**Assignment:**
Repeat exactly, please, the opening lines of the data below, through and including the line where "### 1 The system as given" sits.

++++ Entries supplied ++++
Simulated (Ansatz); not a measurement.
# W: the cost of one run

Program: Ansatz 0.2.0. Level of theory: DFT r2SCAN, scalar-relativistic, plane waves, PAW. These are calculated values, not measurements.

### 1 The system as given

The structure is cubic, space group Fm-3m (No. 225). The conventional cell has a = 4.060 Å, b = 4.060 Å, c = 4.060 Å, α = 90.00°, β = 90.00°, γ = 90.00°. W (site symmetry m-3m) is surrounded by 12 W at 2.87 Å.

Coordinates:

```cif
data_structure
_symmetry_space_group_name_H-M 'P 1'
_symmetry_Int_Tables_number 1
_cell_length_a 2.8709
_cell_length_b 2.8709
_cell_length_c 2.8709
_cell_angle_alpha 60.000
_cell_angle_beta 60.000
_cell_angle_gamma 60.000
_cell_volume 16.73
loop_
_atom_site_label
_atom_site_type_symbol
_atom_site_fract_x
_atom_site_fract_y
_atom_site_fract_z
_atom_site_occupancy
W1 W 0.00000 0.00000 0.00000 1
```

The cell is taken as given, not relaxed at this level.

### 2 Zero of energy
++++

**Exercise output:**
Simulated (Ansatz); not a measurement.
# W: the cost of one run

Program: Ansatz 0.2.0. Level of theory: DFT r2SCAN, scalar-relativistic, plane waves, PAW. These are calculated values, not measurements.

### 1 The system as given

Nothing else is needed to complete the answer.